* **WORK REQUEST**: Each entry, from beginning to end, is to be transcribed verbatim.

___ EXCERPTED DATA

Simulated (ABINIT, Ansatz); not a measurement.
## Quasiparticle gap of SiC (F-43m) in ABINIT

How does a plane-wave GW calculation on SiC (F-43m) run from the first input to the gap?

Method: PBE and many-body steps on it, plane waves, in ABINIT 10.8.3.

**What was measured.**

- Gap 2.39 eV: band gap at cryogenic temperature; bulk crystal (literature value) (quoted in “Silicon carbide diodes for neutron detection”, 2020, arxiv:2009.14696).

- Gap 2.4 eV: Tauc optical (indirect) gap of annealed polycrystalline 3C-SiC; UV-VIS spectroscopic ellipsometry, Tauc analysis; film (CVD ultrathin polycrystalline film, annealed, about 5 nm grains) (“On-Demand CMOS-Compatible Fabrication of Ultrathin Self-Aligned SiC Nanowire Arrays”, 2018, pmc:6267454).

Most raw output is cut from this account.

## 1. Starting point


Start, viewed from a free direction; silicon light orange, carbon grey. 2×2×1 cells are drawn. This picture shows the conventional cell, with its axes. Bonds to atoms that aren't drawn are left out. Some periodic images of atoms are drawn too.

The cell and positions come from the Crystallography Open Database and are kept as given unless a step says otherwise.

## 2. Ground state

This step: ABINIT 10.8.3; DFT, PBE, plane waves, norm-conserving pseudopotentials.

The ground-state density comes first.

______

* **SOLUTION**:
Simulated (ABINIT, Ansatz); not a measurement.
## Quasiparticle gap of SiC (F-43m) in ABINIT

How does a plane-wave GW calculation on SiC (F-43m) run from the first input to the gap?

Method: PBE and many-body steps on it, plane waves, in ABINIT 10.8.3.

**What was measured.**

- Gap 2.39 eV: band gap at cryogenic temperature; bulk crystal (literature value) (quoted in “Silicon carbide diodes for neutron detection”, 2020, arxiv:2009.14696).

- Gap 2.4 eV: Tauc optical (indirect) gap of annealed polycrystalline 3C-SiC; UV-VIS spectroscopic ellipsometry, Tauc analysis; film (CVD ultrathin polycrystalline film, annealed, about 5 nm grains) (“On-Demand CMOS-Compatible Fabrication of Ultrathin Self-Aligned SiC Nanowire Arrays”, 2018, pmc:6267454).

Most raw output is cut from this account.

## 1. Starting point


Start, viewed from a free direction; silicon light orange, carbon grey. 2×2×1 cells are drawn. This picture shows the conventional cell, with its axes. Bonds to atoms that aren't drawn are left out. Some periodic images of atoms are drawn too.

The cell and positions come from the Crystallography Open Database and are kept as given unless a step says otherwise.

## 2. Ground state

This step: ABINIT 10.8.3; DFT, PBE, plane waves, norm-conserving pseudopotentials.

The ground-state density comes first.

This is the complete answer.